═══ Source information
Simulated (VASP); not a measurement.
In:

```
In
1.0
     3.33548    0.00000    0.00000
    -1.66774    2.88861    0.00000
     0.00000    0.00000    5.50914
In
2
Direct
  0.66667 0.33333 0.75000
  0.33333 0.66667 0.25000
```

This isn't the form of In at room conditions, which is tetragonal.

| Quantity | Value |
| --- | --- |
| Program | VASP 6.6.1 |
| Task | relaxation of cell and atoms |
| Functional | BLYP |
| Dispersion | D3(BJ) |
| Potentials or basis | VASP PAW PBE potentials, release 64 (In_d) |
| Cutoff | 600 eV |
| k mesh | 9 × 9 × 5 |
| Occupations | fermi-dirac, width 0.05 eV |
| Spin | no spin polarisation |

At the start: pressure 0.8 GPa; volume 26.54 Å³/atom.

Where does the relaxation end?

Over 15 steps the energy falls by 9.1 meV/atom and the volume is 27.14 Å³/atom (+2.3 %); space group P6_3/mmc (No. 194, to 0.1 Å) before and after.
══════

== Work order ==
Give back the whole listing exactly.

== Reply ==
Simulated (VASP); not a measurement.
In:

```
In
1.0
     3.33548    0.00000    0.00000
    -1.66774    2.88861    0.00000
     0.00000    0.00000    5.50914
In
2
Direct
  0.66667 0.33333 0.75000
  0.33333 0.66667 0.25000
```

This isn't the form of In at room conditions, which is tetragonal.

| Quantity | Value |
| --- | --- |
| Program | VASP 6.6.1 |
| Task | relaxation of cell and atoms |
| Functional | BLYP |
| Dispersion | D3(BJ) |
| Potentials or basis | VASP PAW PBE potentials, release 64 (In_d) |
| Cutoff | 600 eV |
| k mesh | 9 × 9 × 5 |
| Occupations | fermi-dirac, width 0.05 eV |
| Spin | no spin polarisation |

At the start: pressure 0.8 GPa; volume 26.54 Å³/atom.

Where does the relaxation end?

Over 15 steps the energy falls by 9.1 meV/atom and the volume is 27.14 Å³/atom (+2.3 %); space group P6_3/mmc (No. 194, to 0.1 Å) before and after.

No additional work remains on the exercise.